┄┄┄┄┄┄

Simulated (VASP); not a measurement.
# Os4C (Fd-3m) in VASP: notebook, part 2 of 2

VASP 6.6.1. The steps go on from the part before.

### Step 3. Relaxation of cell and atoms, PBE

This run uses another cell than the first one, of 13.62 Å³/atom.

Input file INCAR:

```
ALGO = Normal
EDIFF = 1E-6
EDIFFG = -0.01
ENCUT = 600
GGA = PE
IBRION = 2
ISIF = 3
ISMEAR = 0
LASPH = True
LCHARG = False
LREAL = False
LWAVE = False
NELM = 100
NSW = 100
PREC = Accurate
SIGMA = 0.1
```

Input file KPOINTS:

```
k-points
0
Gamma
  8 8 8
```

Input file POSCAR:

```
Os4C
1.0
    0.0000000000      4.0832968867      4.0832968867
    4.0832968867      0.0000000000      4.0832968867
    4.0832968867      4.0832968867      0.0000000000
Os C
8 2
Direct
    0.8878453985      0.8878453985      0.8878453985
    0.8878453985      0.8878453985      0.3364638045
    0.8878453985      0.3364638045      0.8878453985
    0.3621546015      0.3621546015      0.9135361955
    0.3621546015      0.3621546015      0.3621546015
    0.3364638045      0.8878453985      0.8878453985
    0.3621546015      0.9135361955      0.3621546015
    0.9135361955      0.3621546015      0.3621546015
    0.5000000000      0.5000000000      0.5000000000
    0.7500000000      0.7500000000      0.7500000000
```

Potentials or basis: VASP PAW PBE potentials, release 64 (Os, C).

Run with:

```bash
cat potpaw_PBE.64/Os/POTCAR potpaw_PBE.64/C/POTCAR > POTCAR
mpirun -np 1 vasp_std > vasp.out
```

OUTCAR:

┄┄┄┄┄┄

▸ **Work item**
Here the job is to output the lines from the start of the material through the line with "This run uses", inclusive, exactly and with nothing else.

▸ **Task response**
Simulated (VASP); not a measurement.
# Os4C (Fd-3m) in VASP: notebook, part 2 of 2

VASP 6.6.1. The steps go on from the part before.

### Step 3. Relaxation of cell and atoms, PBE

This run uses another cell than the first one, of 13.62 Å³/atom.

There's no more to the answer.